## Dataset excerpts
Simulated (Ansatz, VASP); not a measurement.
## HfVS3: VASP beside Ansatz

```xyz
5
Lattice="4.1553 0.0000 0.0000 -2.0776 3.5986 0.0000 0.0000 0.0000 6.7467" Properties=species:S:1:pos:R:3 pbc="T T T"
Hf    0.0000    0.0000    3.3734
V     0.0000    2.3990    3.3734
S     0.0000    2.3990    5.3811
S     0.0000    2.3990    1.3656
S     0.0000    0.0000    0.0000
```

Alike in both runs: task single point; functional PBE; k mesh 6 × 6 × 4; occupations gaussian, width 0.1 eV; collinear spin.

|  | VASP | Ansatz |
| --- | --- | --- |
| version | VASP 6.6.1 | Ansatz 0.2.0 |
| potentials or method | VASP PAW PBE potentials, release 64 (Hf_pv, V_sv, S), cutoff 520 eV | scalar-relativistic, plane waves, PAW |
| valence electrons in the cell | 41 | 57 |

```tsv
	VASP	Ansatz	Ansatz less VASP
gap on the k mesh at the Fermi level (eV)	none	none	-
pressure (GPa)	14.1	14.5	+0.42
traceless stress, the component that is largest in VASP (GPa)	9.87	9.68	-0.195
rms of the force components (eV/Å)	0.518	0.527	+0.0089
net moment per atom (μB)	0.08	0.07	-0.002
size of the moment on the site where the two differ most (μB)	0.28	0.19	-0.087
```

## Task item
Please quote the records above exactly, without skipping a line.

## Result
Simulated (Ansatz, VASP); not a measurement.
## HfVS3: VASP beside Ansatz

```xyz
5
Lattice="4.1553 0.0000 0.0000 -2.0776 3.5986 0.0000 0.0000 0.0000 6.7467" Properties=species:S:1:pos:R:3 pbc="T T T"
Hf    0.0000    0.0000    3.3734
V     0.0000    2.3990    3.3734
S     0.0000    2.3990    5.3811
S     0.0000    2.3990    1.3656
S     0.0000    0.0000    0.0000
```

Alike in both runs: task single point; functional PBE; k mesh 6 × 6 × 4; occupations gaussian, width 0.1 eV; collinear spin.

|  | VASP | Ansatz |
| --- | --- | --- |
| version | VASP 6.6.1 | Ansatz 0.2.0 |
| potentials or method | VASP PAW PBE potentials, release 64 (Hf_pv, V_sv, S), cutoff 520 eV | scalar-relativistic, plane waves, PAW |
| valence electrons in the cell | 41 | 57 |

```tsv
	VASP	Ansatz	Ansatz less VASP
gap on the k mesh at the Fermi level (eV)	none	none	-
pressure (GPa)	14.1	14.5	+0.42
traceless stress, the component that is largest in VASP (GPa)	9.87	9.68	-0.195
rms of the force components (eV/Å)	0.518	0.527	+0.0089
net moment per atom (μB)	0.08	0.07	-0.002
size of the moment on the site where the two differ most (μB)	0.28	0.19	-0.087
```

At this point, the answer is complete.